Work order: Set down the listing below verbatim, but only from its first line through the line containing "What did Ansatz give for the same quantities?".

Given data START

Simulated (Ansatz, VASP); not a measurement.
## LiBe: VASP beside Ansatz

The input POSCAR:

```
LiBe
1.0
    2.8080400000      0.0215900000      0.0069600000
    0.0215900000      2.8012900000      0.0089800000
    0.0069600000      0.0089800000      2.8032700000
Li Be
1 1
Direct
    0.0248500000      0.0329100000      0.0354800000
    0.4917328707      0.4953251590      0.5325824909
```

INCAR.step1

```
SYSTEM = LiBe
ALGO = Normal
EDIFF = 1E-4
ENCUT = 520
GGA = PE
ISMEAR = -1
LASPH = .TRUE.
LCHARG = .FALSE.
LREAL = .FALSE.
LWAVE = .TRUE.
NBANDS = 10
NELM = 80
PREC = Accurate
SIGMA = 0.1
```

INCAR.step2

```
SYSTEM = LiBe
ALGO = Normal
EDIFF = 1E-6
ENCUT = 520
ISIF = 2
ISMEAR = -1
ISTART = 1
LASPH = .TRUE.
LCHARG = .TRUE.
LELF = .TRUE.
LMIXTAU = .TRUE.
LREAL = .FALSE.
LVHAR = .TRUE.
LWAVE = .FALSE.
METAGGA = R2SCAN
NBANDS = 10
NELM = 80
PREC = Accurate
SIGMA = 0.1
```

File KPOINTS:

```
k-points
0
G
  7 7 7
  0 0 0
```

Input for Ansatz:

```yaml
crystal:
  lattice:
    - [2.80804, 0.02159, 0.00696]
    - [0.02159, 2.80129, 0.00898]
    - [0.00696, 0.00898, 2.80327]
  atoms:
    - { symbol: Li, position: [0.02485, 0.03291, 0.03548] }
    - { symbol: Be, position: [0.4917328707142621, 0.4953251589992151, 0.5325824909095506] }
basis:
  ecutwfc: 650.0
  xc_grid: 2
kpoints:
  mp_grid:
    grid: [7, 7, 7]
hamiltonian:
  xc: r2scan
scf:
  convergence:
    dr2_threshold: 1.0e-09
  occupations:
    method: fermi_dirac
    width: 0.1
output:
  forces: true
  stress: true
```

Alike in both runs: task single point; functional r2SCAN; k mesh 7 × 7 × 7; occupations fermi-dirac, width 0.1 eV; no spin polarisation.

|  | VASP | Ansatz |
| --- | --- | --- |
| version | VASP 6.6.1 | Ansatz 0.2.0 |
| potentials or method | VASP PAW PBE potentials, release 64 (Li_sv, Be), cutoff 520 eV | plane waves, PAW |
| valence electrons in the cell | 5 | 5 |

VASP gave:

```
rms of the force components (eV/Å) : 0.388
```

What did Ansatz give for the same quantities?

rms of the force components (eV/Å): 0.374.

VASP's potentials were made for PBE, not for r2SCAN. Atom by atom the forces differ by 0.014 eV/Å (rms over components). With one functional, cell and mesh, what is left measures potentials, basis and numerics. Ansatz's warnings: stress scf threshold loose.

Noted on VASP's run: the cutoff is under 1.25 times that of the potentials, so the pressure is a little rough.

Given data END

Task answer:
Simulated (Ansatz, VASP); not a measurement.
## LiBe: VASP beside Ansatz

The input POSCAR:

```
LiBe
1.0
    2.8080400000      0.0215900000      0.0069600000
    0.0215900000      2.8012900000      0.0089800000
    0.0069600000      0.0089800000      2.8032700000
Li Be
1 1
Direct
    0.0248500000      0.0329100000      0.0354800000
    0.4917328707      0.4953251590      0.5325824909
```

INCAR.step1

```
SYSTEM = LiBe
ALGO = Normal
EDIFF = 1E-4
ENCUT = 520
GGA = PE
ISMEAR = -1
LASPH = .TRUE.
LCHARG = .FALSE.
LREAL = .FALSE.
LWAVE = .TRUE.
NBANDS = 10
NELM = 80
PREC = Accurate
SIGMA = 0.1
```

INCAR.step2

```
SYSTEM = LiBe
ALGO = Normal
EDIFF = 1E-6
ENCUT = 520
ISIF = 2
ISMEAR = -1
ISTART = 1
LASPH = .TRUE.
LCHARG = .TRUE.
LELF = .TRUE.
LMIXTAU = .TRUE.
LREAL = .FALSE.
LVHAR = .TRUE.
LWAVE = .FALSE.
METAGGA = R2SCAN
NBANDS = 10
NELM = 80
PREC = Accurate
SIGMA = 0.1
```

File KPOINTS:

```
k-points
0
G
  7 7 7
  0 0 0
```

Input for Ansatz:

```yaml
crystal:
  lattice:
    - [2.80804, 0.02159, 0.00696]
    - [0.02159, 2.80129, 0.00898]
    - [0.00696, 0.00898, 2.80327]
  atoms:
    - { symbol: Li, position: [0.02485, 0.03291, 0.03548] }
    - { symbol: Be, position: [0.4917328707142621, 0.4953251589992151, 0.5325824909095506] }
basis:
  ecutwfc: 650.0
  xc_grid: 2
kpoints:
  mp_grid:
    grid: [7, 7, 7]
hamiltonian:
  xc: r2scan
scf:
  convergence:
    dr2_threshold: 1.0e-09
  occupations:
    method: fermi_dirac
    width: 0.1
output:
  forces: true
  stress: true
```

Alike in both runs: task single point; functional r2SCAN; k mesh 7 × 7 × 7; occupations fermi-dirac, width 0.1 eV; no spin polarisation.

|  | VASP | Ansatz |
| --- | --- | --- |
| version | VASP 6.6.1 | Ansatz 0.2.0 |
| potentials or method | VASP PAW PBE potentials, release 64 (Li_sv, Be), cutoff 520 eV | plane waves, PAW |
| valence electrons in the cell | 5 | 5 |

VASP gave:

```
rms of the force components (eV/Å) : 0.388
```

What did Ansatz give for the same quantities?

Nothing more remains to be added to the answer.